-- Information shown --
Segment Open

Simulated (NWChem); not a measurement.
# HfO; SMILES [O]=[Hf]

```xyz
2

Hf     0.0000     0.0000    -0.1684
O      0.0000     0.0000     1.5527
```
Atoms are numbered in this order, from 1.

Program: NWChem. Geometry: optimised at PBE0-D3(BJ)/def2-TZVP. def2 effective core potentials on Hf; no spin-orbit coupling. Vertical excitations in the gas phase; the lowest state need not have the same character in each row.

Segment Closed

-- Required action --
Each of the records shown above needs to be repeated exactly.

-- Response area --
Simulated (NWChem); not a measurement.
# HfO; SMILES [O]=[Hf]

```xyz
2

Hf     0.0000     0.0000    -0.1684
O      0.0000     0.0000     1.5527
```
Atoms are numbered in this order, from 1.

Program: NWChem. Geometry: optimised at PBE0-D3(BJ)/def2-TZVP. def2 effective core potentials on Hf; no spin-orbit coupling. Vertical excitations in the gas phase; the lowest state need not have the same character in each row.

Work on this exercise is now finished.